• _Requirement_
Please repeat the records exactly from their first line, finishing at the line containing "x = 0.15: 0.3338" and including it.

• _Given entries_
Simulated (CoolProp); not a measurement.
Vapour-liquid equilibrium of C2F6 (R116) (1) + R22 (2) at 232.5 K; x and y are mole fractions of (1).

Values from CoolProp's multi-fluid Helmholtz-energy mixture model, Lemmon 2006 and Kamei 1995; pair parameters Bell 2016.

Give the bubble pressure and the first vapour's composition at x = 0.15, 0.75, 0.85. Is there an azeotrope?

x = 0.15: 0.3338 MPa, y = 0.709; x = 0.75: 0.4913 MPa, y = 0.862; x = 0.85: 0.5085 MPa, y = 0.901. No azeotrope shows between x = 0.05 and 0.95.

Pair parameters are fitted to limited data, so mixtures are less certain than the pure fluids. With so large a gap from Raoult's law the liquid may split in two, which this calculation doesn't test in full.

• _Exercise result_
Simulated (CoolProp); not a measurement.
Vapour-liquid equilibrium of C2F6 (R116) (1) + R22 (2) at 232.5 K; x and y are mole fractions of (1).

Values from CoolProp's multi-fluid Helmholtz-energy mixture model, Lemmon 2006 and Kamei 1995; pair parameters Bell 2016.

Give the bubble pressure and the first vapour's composition at x = 0.15, 0.75, 0.85. Is there an azeotrope?

x = 0.15: 0.3338 MPa, y = 0.709; x = 0.75: 0.4913 MPa, y = 0.862; x = 0.85: 0.5085 MPa, y = 0.901. No azeotrope shows between x = 0.05 and 0.95.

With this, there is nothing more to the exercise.